◆ ◆ ◆ ◆
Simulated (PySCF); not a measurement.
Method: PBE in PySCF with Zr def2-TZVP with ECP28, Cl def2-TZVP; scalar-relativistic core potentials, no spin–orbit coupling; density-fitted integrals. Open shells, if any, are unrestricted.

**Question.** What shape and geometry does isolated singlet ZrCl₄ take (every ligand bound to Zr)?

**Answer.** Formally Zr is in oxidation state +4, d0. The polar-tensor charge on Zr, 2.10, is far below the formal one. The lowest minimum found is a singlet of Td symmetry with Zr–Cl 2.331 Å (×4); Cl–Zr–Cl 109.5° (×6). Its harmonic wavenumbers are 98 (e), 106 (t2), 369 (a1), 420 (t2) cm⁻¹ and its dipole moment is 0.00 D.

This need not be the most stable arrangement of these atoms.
◆ ◆ ◆ ◆

Give back, word for word, only the lines above from the line holding "Method: PBE in" to the line holding "bound to Zr)?", both included.

Method: PBE in PySCF with Zr def2-TZVP with ECP28, Cl def2-TZVP; scalar-relativistic core potentials, no spin–orbit coupling; density-fitted integrals. Open shells, if any, are unrestricted.

**Question.** What shape and geometry does isolated singlet ZrCl₄ take (every ligand bound to Zr)?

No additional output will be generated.